▸ **Task item**
Every entry needs to be printed exactly, please.

▸ **Record excerpts**
--*--

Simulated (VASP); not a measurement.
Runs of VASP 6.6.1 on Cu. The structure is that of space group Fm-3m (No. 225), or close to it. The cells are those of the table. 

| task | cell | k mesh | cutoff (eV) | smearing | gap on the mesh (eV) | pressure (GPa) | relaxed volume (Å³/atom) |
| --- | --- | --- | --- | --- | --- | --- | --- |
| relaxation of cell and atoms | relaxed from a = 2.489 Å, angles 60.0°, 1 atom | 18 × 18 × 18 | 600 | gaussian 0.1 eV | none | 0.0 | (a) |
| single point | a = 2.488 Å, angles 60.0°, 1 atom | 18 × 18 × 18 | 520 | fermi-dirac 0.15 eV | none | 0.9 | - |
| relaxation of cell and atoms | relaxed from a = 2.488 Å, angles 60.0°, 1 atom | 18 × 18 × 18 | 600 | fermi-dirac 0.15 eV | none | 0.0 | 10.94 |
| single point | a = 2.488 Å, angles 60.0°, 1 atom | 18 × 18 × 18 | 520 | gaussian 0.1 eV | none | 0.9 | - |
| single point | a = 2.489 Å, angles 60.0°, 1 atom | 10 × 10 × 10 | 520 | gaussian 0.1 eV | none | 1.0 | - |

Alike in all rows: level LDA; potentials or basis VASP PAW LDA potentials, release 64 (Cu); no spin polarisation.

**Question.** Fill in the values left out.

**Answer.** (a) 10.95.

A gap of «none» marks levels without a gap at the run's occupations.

--*--

▸ **Your solution**
Simulated (VASP); not a measurement.
Runs of VASP 6.6.1 on Cu. The structure is that of space group Fm-3m (No. 225), or close to it. The cells are those of the table. 

| task | cell | k mesh | cutoff (eV) | smearing | gap on the mesh (eV) | pressure (GPa) | relaxed volume (Å³/atom) |
| --- | --- | --- | --- | --- | --- | --- | --- |
| relaxation of cell and atoms | relaxed from a = 2.489 Å, angles 60.0°, 1 atom | 18 × 18 × 18 | 600 | gaussian 0.1 eV | none | 0.0 | (a) |
| single point | a = 2.488 Å, angles 60.0°, 1 atom | 18 × 18 × 18 | 520 | fermi-dirac 0.15 eV | none | 0.9 | - |
| relaxation of cell and atoms | relaxed from a = 2.488 Å, angles 60.0°, 1 atom | 18 × 18 × 18 | 600 | fermi-dirac 0.15 eV | none | 0.0 | 10.94 |
| single point | a = 2.488 Å, angles 60.0°, 1 atom | 18 × 18 × 18 | 520 | gaussian 0.1 eV | none | 0.9 | - |
| single point | a = 2.489 Å, angles 60.0°, 1 atom | 10 × 10 × 10 | 520 | gaussian 0.1 eV | none | 1.0 | - |

Alike in all rows: level LDA; potentials or basis VASP PAW LDA potentials, release 64 (Cu); no spin polarisation.

**Question.** Fill in the values left out.

**Answer.** (a) 10.95.

A gap of «none» marks levels without a gap at the run's occupations.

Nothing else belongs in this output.